### Task item
Output the entries below without any alteration.

### Extracted information
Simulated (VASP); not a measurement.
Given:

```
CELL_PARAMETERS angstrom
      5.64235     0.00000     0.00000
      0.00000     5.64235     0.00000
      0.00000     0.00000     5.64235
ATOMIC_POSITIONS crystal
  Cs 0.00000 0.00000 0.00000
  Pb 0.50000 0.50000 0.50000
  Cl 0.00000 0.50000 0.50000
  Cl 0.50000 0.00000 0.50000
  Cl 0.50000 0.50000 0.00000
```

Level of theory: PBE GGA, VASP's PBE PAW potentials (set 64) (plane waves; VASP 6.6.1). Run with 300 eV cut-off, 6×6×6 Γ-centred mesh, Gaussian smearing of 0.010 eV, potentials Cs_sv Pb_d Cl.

### Written response
Simulated (VASP); not a measurement.
Given:

```
CELL_PARAMETERS angstrom
      5.64235     0.00000     0.00000
      0.00000     5.64235     0.00000
      0.00000     0.00000     5.64235
ATOMIC_POSITIONS crystal
  Cs 0.00000 0.00000 0.00000
  Pb 0.50000 0.50000 0.50000
  Cl 0.00000 0.50000 0.50000
  Cl 0.50000 0.00000 0.50000
  Cl 0.50000 0.50000 0.00000
```

Level of theory: PBE GGA, VASP's PBE PAW potentials (set 64) (plane waves; VASP 6.6.1). Run with 300 eV cut-off, 6×6×6 Γ-centred mesh, Gaussian smearing of 0.010 eV, potentials Cs_sv Pb_d Cl.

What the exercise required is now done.